» **Work instruction**: Please output the data below exactly as given, starting at its first line and stopping after the line that contains "2.73 | 3.05 |".

» **Dataset excerpts**:
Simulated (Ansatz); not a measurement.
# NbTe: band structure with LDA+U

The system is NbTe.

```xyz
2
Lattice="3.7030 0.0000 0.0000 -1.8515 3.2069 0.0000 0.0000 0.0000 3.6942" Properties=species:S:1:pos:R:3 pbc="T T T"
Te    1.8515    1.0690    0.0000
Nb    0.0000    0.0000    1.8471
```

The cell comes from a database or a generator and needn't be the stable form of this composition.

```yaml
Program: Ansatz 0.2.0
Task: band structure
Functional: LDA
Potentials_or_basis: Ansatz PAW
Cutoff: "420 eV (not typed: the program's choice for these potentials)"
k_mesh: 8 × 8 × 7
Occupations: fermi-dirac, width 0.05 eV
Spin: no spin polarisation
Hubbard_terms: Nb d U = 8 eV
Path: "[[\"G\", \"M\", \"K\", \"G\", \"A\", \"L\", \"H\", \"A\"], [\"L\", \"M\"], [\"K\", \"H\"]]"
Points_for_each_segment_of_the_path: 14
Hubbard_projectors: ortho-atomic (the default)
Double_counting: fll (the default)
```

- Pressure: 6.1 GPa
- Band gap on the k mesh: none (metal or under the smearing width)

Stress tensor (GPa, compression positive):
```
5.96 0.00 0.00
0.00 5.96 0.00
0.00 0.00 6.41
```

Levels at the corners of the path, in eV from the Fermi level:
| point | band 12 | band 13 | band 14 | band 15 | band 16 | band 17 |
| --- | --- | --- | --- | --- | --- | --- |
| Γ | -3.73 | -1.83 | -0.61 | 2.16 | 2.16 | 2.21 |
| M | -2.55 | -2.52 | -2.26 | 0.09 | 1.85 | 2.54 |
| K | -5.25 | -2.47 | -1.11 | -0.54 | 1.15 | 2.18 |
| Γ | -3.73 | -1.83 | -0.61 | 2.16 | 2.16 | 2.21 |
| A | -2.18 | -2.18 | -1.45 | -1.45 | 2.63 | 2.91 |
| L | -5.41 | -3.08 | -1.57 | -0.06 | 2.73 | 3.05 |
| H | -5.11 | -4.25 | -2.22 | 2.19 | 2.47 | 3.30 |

» **Result**:
Simulated (Ansatz); not a measurement.
# NbTe: band structure with LDA+U

The system is NbTe.

```xyz
2
Lattice="3.7030 0.0000 0.0000 -1.8515 3.2069 0.0000 0.0000 0.0000 3.6942" Properties=species:S:1:pos:R:3 pbc="T T T"
Te    1.8515    1.0690    0.0000
Nb    0.0000    0.0000    1.8471
```

The cell comes from a database or a generator and needn't be the stable form of this composition.

```yaml
Program: Ansatz 0.2.0
Task: band structure
Functional: LDA
Potentials_or_basis: Ansatz PAW
Cutoff: "420 eV (not typed: the program's choice for these potentials)"
k_mesh: 8 × 8 × 7
Occupations: fermi-dirac, width 0.05 eV
Spin: no spin polarisation
Hubbard_terms: Nb d U = 8 eV
Path: "[[\"G\", \"M\", \"K\", \"G\", \"A\", \"L\", \"H\", \"A\"], [\"L\", \"M\"], [\"K\", \"H\"]]"
Points_for_each_segment_of_the_path: 14
Hubbard_projectors: ortho-atomic (the default)
Double_counting: fll (the default)
```

- Pressure: 6.1 GPa
- Band gap on the k mesh: none (metal or under the smearing width)

Stress tensor (GPa, compression positive):
```
5.96 0.00 0.00
0.00 5.96 0.00
0.00 0.00 6.41
```

Levels at the corners of the path, in eV from the Fermi level:
| point | band 12 | band 13 | band 14 | band 15 | band 16 | band 17 |
| --- | --- | --- | --- | --- | --- | --- |
| Γ | -3.73 | -1.83 | -0.61 | 2.16 | 2.16 | 2.21 |
| M | -2.55 | -2.52 | -2.26 | 0.09 | 1.85 | 2.54 |
| K | -5.25 | -2.47 | -1.11 | -0.54 | 1.15 | 2.18 |
| Γ | -3.73 | -1.83 | -0.61 | 2.16 | 2.16 | 2.21 |
| A | -2.18 | -2.18 | -1.45 | -1.45 | 2.63 | 2.91 |
| L | -5.41 | -3.08 | -1.57 | -0.06 | 2.73 | 3.05 |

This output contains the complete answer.